Extracted data:
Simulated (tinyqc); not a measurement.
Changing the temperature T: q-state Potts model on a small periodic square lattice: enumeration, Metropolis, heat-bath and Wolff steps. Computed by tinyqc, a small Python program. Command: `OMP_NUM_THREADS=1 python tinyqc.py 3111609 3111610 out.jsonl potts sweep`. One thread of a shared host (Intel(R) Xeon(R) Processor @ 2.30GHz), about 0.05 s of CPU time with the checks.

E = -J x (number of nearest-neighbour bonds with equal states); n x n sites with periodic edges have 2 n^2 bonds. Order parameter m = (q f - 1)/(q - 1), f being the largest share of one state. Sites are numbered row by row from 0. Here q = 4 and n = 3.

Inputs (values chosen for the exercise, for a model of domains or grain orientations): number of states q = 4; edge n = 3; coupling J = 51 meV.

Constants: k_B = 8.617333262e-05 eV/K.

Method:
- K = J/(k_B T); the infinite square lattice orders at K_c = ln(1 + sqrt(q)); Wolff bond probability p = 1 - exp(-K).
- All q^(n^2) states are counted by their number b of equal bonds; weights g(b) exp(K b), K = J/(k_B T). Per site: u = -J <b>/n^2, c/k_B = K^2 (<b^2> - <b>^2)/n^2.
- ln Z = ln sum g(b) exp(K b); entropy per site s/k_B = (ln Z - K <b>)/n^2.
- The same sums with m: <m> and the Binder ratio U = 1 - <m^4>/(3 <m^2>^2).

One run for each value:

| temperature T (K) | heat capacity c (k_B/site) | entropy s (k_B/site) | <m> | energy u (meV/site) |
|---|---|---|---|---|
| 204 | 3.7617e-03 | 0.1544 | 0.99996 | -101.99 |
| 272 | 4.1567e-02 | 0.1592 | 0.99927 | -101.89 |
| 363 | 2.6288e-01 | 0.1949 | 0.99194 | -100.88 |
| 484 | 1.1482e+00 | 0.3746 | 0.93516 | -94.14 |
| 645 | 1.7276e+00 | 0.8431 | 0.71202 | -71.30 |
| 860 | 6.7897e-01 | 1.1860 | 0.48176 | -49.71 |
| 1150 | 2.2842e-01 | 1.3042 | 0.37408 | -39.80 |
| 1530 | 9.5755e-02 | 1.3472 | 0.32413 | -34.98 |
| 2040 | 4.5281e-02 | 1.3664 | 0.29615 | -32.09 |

Assigned task: Start with the line above that contains "0.99996 | -101.99 |" and end with the line that contains "0.32413 | -34.98 |". Write out those lines exactly, and only those.

Your response:
| 204 | 3.7617e-03 | 0.1544 | 0.99996 | -101.99 |
| 272 | 4.1567e-02 | 0.1592 | 0.99927 | -101.89 |
| 363 | 2.6288e-01 | 0.1949 | 0.99194 | -100.88 |
| 484 | 1.1482e+00 | 0.3746 | 0.93516 | -94.14 |
| 645 | 1.7276e+00 | 0.8431 | 0.71202 | -71.30 |
| 860 | 6.7897e-01 | 1.1860 | 0.48176 | -49.71 |
| 1150 | 2.2842e-01 | 1.3042 | 0.37408 | -39.80 |
| 1530 | 9.5755e-02 | 1.3472 | 0.32413 | -34.98 |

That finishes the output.